Work order: Reproduce the top of the data verbatim, through and including the line that contains "## (1) The cell of the first run".

Record extracts Start Marker

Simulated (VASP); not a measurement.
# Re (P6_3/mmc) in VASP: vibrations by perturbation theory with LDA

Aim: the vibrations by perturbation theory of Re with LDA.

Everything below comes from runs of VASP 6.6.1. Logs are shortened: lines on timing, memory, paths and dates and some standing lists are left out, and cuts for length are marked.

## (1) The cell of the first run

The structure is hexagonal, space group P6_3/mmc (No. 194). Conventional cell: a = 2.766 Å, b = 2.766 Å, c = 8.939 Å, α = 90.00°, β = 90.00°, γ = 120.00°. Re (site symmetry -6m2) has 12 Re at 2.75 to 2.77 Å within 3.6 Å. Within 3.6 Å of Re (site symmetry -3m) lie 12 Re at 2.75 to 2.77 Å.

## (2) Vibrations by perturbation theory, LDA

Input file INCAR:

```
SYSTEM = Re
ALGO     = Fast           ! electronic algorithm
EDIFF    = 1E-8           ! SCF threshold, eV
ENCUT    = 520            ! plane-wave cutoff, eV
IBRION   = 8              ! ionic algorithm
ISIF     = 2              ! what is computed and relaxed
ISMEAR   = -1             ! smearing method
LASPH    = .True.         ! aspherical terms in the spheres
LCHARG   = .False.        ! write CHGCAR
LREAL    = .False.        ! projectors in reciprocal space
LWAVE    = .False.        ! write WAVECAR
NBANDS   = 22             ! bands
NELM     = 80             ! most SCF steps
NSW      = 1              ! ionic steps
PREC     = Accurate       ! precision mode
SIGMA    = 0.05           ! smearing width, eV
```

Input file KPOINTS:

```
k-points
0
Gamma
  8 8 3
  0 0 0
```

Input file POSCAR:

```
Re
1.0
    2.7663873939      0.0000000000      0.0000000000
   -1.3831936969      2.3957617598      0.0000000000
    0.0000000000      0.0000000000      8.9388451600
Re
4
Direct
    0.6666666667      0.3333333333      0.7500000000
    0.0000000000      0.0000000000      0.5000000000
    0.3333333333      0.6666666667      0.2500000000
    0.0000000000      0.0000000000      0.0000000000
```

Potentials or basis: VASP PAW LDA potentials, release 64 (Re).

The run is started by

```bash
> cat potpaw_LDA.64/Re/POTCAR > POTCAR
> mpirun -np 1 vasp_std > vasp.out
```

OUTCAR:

Record extracts End Marker

Response area:
Simulated (VASP); not a measurement.
# Re (P6_3/mmc) in VASP: vibrations by perturbation theory with LDA

Aim: the vibrations by perturbation theory of Re with LDA.

Everything below comes from runs of VASP 6.6.1. Logs are shortened: lines on timing, memory, paths and dates and some standing lists are left out, and cuts for length are marked.

## (1) The cell of the first run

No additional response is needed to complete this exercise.